====== Dataset extract ======
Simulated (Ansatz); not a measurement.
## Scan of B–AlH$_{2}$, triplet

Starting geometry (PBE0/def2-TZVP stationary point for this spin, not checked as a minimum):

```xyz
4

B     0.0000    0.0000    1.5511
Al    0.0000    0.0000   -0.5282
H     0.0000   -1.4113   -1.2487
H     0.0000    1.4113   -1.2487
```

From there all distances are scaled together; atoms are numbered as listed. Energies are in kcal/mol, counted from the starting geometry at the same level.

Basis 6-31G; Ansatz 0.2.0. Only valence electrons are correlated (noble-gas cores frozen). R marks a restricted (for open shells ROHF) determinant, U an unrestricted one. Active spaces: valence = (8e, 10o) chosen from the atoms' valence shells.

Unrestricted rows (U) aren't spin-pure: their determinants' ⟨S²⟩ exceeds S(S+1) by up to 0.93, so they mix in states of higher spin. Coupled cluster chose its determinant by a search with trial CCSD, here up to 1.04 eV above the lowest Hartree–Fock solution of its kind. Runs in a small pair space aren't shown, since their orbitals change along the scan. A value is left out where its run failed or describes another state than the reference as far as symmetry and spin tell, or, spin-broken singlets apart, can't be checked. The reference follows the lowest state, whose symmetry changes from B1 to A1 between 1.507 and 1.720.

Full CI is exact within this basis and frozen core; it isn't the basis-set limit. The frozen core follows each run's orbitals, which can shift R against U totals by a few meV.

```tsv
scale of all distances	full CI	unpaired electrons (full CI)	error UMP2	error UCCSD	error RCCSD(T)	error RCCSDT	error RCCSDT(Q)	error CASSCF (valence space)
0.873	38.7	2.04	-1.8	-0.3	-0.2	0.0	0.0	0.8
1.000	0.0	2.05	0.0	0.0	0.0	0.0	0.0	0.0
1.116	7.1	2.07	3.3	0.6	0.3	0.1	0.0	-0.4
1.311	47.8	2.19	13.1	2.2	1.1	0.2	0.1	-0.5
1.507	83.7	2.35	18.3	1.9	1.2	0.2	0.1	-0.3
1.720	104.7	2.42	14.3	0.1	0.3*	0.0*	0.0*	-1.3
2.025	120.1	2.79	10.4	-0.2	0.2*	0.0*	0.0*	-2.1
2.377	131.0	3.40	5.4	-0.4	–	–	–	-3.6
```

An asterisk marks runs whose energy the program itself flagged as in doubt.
======

Transcribe each line of the data above, unaltered, from the one where "From there all" appears to the one where "Basis 6-31G; Ansatz" appears, inclusive of both.

#### [Expected answer]
From there all distances are scaled together; atoms are numbered as listed. Energies are in kcal/mol, counted from the starting geometry at the same level.

Basis 6-31G; Ansatz 0.2.0. Only valence electrons are correlated (noble-gas cores frozen). R marks a restricted (for open shells ROHF) determinant, U an unrestricted one. Active spaces: valence = (8e, 10o) chosen from the atoms' valence shells.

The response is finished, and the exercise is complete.